+++ Information provided

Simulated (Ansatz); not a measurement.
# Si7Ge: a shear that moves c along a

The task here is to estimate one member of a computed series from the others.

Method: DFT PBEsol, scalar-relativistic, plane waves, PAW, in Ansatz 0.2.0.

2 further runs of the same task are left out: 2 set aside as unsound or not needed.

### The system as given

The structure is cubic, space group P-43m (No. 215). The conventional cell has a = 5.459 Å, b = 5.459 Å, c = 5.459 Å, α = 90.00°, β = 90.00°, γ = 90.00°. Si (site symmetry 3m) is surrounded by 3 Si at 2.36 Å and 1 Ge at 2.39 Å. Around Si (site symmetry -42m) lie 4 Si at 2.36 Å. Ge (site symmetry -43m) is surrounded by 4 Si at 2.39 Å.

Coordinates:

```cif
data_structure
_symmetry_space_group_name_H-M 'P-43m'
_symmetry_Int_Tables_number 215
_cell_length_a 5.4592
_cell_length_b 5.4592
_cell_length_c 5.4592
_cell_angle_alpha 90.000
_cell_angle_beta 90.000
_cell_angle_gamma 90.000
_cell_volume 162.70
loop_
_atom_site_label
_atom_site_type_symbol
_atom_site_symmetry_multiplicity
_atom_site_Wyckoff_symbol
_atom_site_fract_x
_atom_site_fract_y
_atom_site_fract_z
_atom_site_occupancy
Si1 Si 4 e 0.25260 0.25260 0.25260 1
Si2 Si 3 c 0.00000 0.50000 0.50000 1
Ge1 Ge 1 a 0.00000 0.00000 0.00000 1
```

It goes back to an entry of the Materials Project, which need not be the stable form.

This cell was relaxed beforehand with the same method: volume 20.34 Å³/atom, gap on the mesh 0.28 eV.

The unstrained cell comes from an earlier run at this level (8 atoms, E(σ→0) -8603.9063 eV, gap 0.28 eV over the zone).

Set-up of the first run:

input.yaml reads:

++++++

Assignment: From the records above, transcribe exactly the run of lines that opens with the line holding "The unstrained cell" and closes with the line holding "Set-up of the", both included.

Your response:
The unstrained cell comes from an earlier run at this level (8 atoms, E(σ→0) -8603.9063 eV, gap 0.28 eV over the zone).

Set-up of the first run:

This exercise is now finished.